════════

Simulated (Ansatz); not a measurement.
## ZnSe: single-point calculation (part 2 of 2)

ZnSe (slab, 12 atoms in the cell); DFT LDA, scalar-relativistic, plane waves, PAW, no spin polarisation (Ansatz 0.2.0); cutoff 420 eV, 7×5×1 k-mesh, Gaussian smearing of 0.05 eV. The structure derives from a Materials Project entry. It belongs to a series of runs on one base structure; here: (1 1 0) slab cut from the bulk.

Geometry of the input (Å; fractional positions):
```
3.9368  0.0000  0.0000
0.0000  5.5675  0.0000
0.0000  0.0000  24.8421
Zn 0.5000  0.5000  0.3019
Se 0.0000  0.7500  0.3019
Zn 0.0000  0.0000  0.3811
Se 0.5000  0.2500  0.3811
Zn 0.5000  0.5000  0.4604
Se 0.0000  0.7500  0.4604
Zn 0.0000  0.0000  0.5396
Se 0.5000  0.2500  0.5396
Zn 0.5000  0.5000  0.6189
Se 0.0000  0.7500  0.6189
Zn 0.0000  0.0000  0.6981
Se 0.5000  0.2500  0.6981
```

════════

Brief –
Reproduce the records above exactly as they appear.

Exercise solution –
Simulated (Ansatz); not a measurement.
## ZnSe: single-point calculation (part 2 of 2)

ZnSe (slab, 12 atoms in the cell); DFT LDA, scalar-relativistic, plane waves, PAW, no spin polarisation (Ansatz 0.2.0); cutoff 420 eV, 7×5×1 k-mesh, Gaussian smearing of 0.05 eV. The structure derives from a Materials Project entry. It belongs to a series of runs on one base structure; here: (1 1 0) slab cut from the bulk.

Geometry of the input (Å; fractional positions):
```
3.9368  0.0000  0.0000
0.0000  5.5675  0.0000
0.0000  0.0000  24.8421
Zn 0.5000  0.5000  0.3019
Se 0.0000  0.7500  0.3019
Zn 0.0000  0.0000  0.3811
Se 0.5000  0.2500  0.3811
Zn 0.5000  0.5000  0.4604
Se 0.0000  0.7500  0.4604
Zn 0.0000  0.0000  0.5396
Se 0.5000  0.2500  0.5396
Zn 0.5000  0.5000  0.6189
Se 0.0000  0.7500  0.6189
Zn 0.0000  0.0000  0.6981
Se 0.5000  0.2500  0.6981
```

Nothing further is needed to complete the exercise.